Work item: Return every entry exactly. Leave nothing out.

= Beginning of Section =

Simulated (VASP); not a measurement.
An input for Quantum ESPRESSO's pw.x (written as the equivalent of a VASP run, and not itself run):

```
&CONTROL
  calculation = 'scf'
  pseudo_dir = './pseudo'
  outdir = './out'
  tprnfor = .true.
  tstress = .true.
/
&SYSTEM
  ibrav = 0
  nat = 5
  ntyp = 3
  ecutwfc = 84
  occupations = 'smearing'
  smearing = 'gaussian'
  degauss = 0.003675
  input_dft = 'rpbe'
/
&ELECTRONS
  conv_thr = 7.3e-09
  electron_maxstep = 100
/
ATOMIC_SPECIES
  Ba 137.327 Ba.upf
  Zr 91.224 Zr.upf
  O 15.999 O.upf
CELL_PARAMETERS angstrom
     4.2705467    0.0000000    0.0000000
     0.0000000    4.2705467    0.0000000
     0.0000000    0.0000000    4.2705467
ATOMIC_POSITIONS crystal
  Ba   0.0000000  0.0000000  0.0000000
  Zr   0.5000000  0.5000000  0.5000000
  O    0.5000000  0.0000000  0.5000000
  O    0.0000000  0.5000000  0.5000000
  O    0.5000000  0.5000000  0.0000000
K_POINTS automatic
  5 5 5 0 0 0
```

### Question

= End of Section =

Task output:
Simulated (VASP); not a measurement.
An input for Quantum ESPRESSO's pw.x (written as the equivalent of a VASP run, and not itself run):

```
&CONTROL
  calculation = 'scf'
  pseudo_dir = './pseudo'
  outdir = './out'
  tprnfor = .true.
  tstress = .true.
/
&SYSTEM
  ibrav = 0
  nat = 5
  ntyp = 3
  ecutwfc = 84
  occupations = 'smearing'
  smearing = 'gaussian'
  degauss = 0.003675
  input_dft = 'rpbe'
/
&ELECTRONS
  conv_thr = 7.3e-09
  electron_maxstep = 100
/
ATOMIC_SPECIES
  Ba 137.327 Ba.upf
  Zr 91.224 Zr.upf
  O 15.999 O.upf
CELL_PARAMETERS angstrom
     4.2705467    0.0000000    0.0000000
     0.0000000    4.2705467    0.0000000
     0.0000000    0.0000000    4.2705467
ATOMIC_POSITIONS crystal
  Ba   0.0000000  0.0000000  0.0000000
  Zr   0.5000000  0.5000000  0.5000000
  O    0.5000000  0.0000000  0.5000000
  O    0.0000000  0.5000000  0.5000000
  O    0.5000000  0.5000000  0.0000000
K_POINTS automatic
  5 5 5 0 0 0
```

### Question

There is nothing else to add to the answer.